The records below need copying. Match each line exactly.

BEGIN

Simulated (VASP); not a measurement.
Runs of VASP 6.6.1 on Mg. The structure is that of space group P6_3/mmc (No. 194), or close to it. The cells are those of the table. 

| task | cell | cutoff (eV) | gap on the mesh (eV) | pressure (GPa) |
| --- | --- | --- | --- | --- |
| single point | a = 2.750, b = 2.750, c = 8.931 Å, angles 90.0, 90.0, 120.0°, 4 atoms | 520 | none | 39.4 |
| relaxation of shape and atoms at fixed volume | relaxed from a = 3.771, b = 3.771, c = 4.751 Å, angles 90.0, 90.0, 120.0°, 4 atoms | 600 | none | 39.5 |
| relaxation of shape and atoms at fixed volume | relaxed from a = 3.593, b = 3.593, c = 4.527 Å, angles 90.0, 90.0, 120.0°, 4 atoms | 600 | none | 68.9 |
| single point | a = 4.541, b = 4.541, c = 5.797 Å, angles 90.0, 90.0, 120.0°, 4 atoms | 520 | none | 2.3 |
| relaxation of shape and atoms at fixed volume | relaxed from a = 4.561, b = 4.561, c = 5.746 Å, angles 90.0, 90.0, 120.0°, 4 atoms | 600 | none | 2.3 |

END

§ TASK OUTPUT:
Simulated (VASP); not a measurement.
Runs of VASP 6.6.1 on Mg. The structure is that of space group P6_3/mmc (No. 194), or close to it. The cells are those of the table. 

| task | cell | cutoff (eV) | gap on the mesh (eV) | pressure (GPa) |
| --- | --- | --- | --- | --- |
| single point | a = 2.750, b = 2.750, c = 8.931 Å, angles 90.0, 90.0, 120.0°, 4 atoms | 520 | none | 39.4 |
| relaxation of shape and atoms at fixed volume | relaxed from a = 3.771, b = 3.771, c = 4.751 Å, angles 90.0, 90.0, 120.0°, 4 atoms | 600 | none | 39.5 |
| relaxation of shape and atoms at fixed volume | relaxed from a = 3.593, b = 3.593, c = 4.527 Å, angles 90.0, 90.0, 120.0°, 4 atoms | 600 | none | 68.9 |
| single point | a = 4.541, b = 4.541, c = 5.797 Å, angles 90.0, 90.0, 120.0°, 4 atoms | 520 | none | 2.3 |
| relaxation of shape and atoms at fixed volume | relaxed from a = 4.561, b = 4.561, c = 5.746 Å, angles 90.0, 90.0, 120.0°, 4 atoms | 600 | none | 2.3 |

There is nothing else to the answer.